**Task item:** Look through the records below for the line with "# ⁴⁷Ti NMR of" and the line with "Atom numbers follow", then return those lines and all lines between, exactly.

**Records shown:**
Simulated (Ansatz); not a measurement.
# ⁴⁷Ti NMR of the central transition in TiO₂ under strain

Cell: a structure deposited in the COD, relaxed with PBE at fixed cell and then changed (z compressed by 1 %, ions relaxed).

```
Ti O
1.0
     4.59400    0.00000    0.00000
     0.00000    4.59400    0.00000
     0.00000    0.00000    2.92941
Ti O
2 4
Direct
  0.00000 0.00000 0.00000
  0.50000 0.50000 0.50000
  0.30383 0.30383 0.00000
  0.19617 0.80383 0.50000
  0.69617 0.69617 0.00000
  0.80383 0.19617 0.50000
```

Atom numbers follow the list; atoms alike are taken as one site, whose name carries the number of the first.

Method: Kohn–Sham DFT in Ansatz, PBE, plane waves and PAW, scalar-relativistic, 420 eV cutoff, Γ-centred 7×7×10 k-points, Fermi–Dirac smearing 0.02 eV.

**Response:**
# ⁴⁷Ti NMR of the central transition in TiO₂ under strain

Cell: a structure deposited in the COD, relaxed with PBE at fixed cell and then changed (z compressed by 1 %, ions relaxed).

```
Ti O
1.0
     4.59400    0.00000    0.00000
     0.00000    4.59400    0.00000
     0.00000    0.00000    2.92941
Ti O
2 4
Direct
  0.00000 0.00000 0.00000
  0.50000 0.50000 0.50000
  0.30383 0.30383 0.00000
  0.19617 0.80383 0.50000
  0.69617 0.69617 0.00000
  0.80383 0.19617 0.50000
```

Atom numbers follow the list; atoms alike are taken as one site, whose name carries the number of the first.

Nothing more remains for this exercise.